**Requirement**
Only one stretch of the records below should be repeated. It starts with the line containing "## Sc⁺: input and output of one calculation" and goes on through the line containing "ΔSCF core binding", exactly as written.

+--
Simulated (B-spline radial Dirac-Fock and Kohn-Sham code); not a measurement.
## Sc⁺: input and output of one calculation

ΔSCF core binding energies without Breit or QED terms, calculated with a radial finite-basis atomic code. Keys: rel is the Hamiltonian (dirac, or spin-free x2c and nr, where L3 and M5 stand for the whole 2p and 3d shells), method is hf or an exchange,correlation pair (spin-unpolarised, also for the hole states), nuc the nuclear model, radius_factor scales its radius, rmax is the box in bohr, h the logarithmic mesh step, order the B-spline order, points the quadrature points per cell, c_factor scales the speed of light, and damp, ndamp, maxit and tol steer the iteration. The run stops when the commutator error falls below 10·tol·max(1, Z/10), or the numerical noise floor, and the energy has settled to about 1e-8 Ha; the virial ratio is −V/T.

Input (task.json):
+--

**Written answer**
## Sc⁺: input and output of one calculation

ΔSCF core binding energies without Breit or QED terms, calculated with a radial finite-basis atomic code. Keys: rel is the Hamiltonian (dirac, or spin-free x2c and nr, where L3 and M5 stand for the whole 2p and 3d shells), method is hf or an exchange,correlation pair (spin-unpolarised, also for the hole states), nuc the nuclear model, radius_factor scales its radius, rmax is the box in bohr, h the logarithmic mesh step, order the B-spline order, points the quadrature points per cell, c_factor scales the speed of light, and damp, ndamp, maxit and tol steer the iteration. The run stops when the commutator error falls below 10·tol·max(1, Z/10), or the numerical noise floor, and the energy has settled to about 1e-8 Ha; the virial ratio is −V/T.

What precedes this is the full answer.